[Opening Material shown section]

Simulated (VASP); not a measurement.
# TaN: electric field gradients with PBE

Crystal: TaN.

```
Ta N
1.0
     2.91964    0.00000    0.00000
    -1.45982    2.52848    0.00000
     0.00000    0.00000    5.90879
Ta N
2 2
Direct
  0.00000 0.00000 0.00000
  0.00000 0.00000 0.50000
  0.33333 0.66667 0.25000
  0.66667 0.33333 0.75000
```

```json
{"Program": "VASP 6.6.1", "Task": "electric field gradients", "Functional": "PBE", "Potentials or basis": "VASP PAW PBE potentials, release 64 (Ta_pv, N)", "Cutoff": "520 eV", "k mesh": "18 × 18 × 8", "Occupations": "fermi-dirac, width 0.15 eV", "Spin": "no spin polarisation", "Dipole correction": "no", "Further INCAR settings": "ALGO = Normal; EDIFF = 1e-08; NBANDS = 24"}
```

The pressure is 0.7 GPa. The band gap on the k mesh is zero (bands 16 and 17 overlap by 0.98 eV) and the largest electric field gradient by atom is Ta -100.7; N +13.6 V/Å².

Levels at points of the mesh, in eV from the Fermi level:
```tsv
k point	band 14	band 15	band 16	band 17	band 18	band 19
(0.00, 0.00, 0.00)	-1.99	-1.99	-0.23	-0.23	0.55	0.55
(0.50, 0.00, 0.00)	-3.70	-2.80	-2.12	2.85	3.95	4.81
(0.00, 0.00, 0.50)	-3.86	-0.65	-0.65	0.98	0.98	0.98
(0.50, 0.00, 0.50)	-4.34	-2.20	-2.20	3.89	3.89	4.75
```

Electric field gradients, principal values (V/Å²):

[Closing Material shown section]

Requirement:
Can you write out the lines above, from the first one through the one containing "The pressure is", exactly as they appear and nothing more?

Exercise result:
Simulated (VASP); not a measurement.
# TaN: electric field gradients with PBE

Crystal: TaN.

```
Ta N
1.0
     2.91964    0.00000    0.00000
    -1.45982    2.52848    0.00000
     0.00000    0.00000    5.90879
Ta N
2 2
Direct
  0.00000 0.00000 0.00000
  0.00000 0.00000 0.50000
  0.33333 0.66667 0.25000
  0.66667 0.33333 0.75000
```

```json
{"Program": "VASP 6.6.1", "Task": "electric field gradients", "Functional": "PBE", "Potentials or basis": "VASP PAW PBE potentials, release 64 (Ta_pv, N)", "Cutoff": "520 eV", "k mesh": "18 × 18 × 8", "Occupations": "fermi-dirac, width 0.15 eV", "Spin": "no spin polarisation", "Dipole correction": "no", "Further INCAR settings": "ALGO = Normal; EDIFF = 1e-08; NBANDS = 24"}
```

The pressure is 0.7 GPa. The band gap on the k mesh is zero (bands 16 and 17 overlap by 0.98 eV) and the largest electric field gradient by atom is Ta -100.7; N +13.6 V/Å².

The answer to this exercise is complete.